## Listed records

..........

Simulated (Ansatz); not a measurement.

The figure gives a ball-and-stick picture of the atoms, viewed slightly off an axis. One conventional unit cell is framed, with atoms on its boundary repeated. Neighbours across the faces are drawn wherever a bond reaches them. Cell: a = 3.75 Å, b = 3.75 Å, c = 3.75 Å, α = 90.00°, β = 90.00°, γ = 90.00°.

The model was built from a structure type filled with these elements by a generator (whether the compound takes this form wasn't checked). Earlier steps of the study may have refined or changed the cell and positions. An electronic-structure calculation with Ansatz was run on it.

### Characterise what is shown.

..........

Working from the listing above, give it again word for word.

Simulated (Ansatz); not a measurement.

The figure gives a ball-and-stick picture of the atoms, viewed slightly off an axis. One conventional unit cell is framed, with atoms on its boundary repeated. Neighbours across the faces are drawn wherever a bond reaches them. Cell: a = 3.75 Å, b = 3.75 Å, c = 3.75 Å, α = 90.00°, β = 90.00°, γ = 90.00°.

The model was built from a structure type filled with these elements by a generator (whether the compound takes this form wasn't checked). Earlier steps of the study may have refined or changed the cell and positions. An electronic-structure calculation with Ansatz was run on it.

### Characterise what is shown.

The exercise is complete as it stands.